WORK ORDER: Give again, word for word, each line below starting at the one that contains "# Mg3Sc3Ag2Au: deformation" and ending at the one that contains "The density hangs".

DATASET ENTRIES:
|---|

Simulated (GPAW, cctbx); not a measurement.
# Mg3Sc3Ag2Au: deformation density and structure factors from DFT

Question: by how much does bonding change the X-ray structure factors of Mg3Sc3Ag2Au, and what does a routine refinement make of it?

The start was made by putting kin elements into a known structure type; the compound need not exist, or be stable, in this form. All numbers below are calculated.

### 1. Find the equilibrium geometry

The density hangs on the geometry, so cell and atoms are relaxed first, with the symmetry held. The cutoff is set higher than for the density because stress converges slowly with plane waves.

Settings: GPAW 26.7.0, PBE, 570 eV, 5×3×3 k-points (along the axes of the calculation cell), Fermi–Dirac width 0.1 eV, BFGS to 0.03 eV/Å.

|---|

ANSWER SPACE:
# Mg3Sc3Ag2Au: deformation density and structure factors from DFT

Question: by how much does bonding change the X-ray structure factors of Mg3Sc3Ag2Au, and what does a routine refinement make of it?

The start was made by putting kin elements into a known structure type; the compound need not exist, or be stable, in this form. All numbers below are calculated.

### 1. Find the equilibrium geometry

The density hangs on the geometry, so cell and atoms are relaxed first, with the symmetry held. The cutoff is set higher than for the density because stress converges slowly with plane waves.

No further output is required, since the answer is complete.